···
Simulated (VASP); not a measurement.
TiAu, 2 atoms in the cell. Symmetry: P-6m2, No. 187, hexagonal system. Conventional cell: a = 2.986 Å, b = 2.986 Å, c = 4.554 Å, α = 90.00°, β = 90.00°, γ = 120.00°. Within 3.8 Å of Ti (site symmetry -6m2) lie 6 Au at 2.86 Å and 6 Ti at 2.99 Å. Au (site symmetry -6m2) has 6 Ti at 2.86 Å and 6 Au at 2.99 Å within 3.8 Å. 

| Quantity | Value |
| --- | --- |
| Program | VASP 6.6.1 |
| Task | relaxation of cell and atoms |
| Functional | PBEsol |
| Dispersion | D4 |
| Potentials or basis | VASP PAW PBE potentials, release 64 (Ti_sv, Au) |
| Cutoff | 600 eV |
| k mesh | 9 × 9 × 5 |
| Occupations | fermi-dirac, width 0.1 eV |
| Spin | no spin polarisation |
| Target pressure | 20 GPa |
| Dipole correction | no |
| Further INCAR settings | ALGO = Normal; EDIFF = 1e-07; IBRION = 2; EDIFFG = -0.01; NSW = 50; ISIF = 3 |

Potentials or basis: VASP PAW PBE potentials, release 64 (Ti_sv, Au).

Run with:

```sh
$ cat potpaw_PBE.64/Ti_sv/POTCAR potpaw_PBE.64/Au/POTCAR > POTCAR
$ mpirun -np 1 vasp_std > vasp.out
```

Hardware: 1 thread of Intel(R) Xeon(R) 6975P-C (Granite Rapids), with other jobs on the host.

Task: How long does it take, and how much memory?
···

**Activity**
Return every record, word for word.

**Exercise solution**
Simulated (VASP); not a measurement.
TiAu, 2 atoms in the cell. Symmetry: P-6m2, No. 187, hexagonal system. Conventional cell: a = 2.986 Å, b = 2.986 Å, c = 4.554 Å, α = 90.00°, β = 90.00°, γ = 120.00°. Within 3.8 Å of Ti (site symmetry -6m2) lie 6 Au at 2.86 Å and 6 Ti at 2.99 Å. Au (site symmetry -6m2) has 6 Ti at 2.86 Å and 6 Au at 2.99 Å within 3.8 Å. 

| Quantity | Value |
| --- | --- |
| Program | VASP 6.6.1 |
| Task | relaxation of cell and atoms |
| Functional | PBEsol |
| Dispersion | D4 |
| Potentials or basis | VASP PAW PBE potentials, release 64 (Ti_sv, Au) |
| Cutoff | 600 eV |
| k mesh | 9 × 9 × 5 |
| Occupations | fermi-dirac, width 0.1 eV |
| Spin | no spin polarisation |
| Target pressure | 20 GPa |
| Dipole correction | no |
| Further INCAR settings | ALGO = Normal; EDIFF = 1e-07; IBRION = 2; EDIFFG = -0.01; NSW = 50; ISIF = 3 |

Potentials or basis: VASP PAW PBE potentials, release 64 (Ti_sv, Au).

Run with:

```sh
$ cat potpaw_PBE.64/Ti_sv/POTCAR potpaw_PBE.64/Au/POTCAR > POTCAR
$ mpirun -np 1 vasp_std > vasp.out
```

Hardware: 1 thread of Intel(R) Xeon(R) 6975P-C (Granite Rapids), with other jobs on the host.

Task: How long does it take, and how much memory?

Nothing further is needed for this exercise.